• _PROVIDED RECORDS_:
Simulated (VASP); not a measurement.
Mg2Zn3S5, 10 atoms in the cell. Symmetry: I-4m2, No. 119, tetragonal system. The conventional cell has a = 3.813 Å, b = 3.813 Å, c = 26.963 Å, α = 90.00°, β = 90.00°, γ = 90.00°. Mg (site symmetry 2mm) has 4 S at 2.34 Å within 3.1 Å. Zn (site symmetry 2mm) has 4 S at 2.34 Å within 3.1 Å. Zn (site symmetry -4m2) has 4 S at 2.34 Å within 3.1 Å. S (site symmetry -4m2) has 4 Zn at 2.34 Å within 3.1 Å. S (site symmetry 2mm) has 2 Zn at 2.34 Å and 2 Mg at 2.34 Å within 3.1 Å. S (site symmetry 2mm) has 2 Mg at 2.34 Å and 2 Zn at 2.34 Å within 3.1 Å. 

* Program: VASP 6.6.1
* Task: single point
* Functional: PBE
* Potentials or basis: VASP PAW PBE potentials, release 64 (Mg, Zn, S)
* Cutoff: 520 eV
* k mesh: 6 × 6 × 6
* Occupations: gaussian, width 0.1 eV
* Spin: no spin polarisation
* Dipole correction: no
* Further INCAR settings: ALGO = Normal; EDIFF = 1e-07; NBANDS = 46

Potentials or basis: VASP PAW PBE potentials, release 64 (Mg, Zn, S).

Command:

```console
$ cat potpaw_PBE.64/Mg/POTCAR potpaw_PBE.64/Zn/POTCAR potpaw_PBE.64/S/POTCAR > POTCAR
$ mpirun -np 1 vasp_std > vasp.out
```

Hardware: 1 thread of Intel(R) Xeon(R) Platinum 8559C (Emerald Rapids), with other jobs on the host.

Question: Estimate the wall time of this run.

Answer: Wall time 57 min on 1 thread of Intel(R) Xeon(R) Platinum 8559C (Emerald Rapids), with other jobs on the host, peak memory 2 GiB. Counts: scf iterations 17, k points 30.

• _BRIEF_: Extract the first line above and each line after it up to and including the one with "Task: single point", please, exactly and with nothing else.

• _EXERCISE RESULT_:
Simulated (VASP); not a measurement.
Mg2Zn3S5, 10 atoms in the cell. Symmetry: I-4m2, No. 119, tetragonal system. The conventional cell has a = 3.813 Å, b = 3.813 Å, c = 26.963 Å, α = 90.00°, β = 90.00°, γ = 90.00°. Mg (site symmetry 2mm) has 4 S at 2.34 Å within 3.1 Å. Zn (site symmetry 2mm) has 4 S at 2.34 Å within 3.1 Å. Zn (site symmetry -4m2) has 4 S at 2.34 Å within 3.1 Å. S (site symmetry -4m2) has 4 Zn at 2.34 Å within 3.1 Å. S (site symmetry 2mm) has 2 Zn at 2.34 Å and 2 Mg at 2.34 Å within 3.1 Å. S (site symmetry 2mm) has 2 Mg at 2.34 Å and 2 Zn at 2.34 Å within 3.1 Å. 

* Program: VASP 6.6.1
* Task: single point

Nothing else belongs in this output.